Work task - All the data should be transcribed exactly, with every line kept.

Source material -
*** Block opens ***
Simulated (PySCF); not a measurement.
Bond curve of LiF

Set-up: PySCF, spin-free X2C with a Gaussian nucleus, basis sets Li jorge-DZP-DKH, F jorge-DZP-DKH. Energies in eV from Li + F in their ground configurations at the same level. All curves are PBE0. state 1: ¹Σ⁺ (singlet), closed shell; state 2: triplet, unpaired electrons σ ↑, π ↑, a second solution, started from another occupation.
*** Block closes ***

Task result -
Simulated (PySCF); not a measurement.
Bond curve of LiF

Set-up: PySCF, spin-free X2C with a Gaussian nucleus, basis sets Li jorge-DZP-DKH, F jorge-DZP-DKH. Energies in eV from Li + F in their ground configurations at the same level. All curves are PBE0. state 1: ¹Σ⁺ (singlet), closed shell; state 2: triplet, unpaired electrons σ ↑, π ↑, a second solution, started from another occupation.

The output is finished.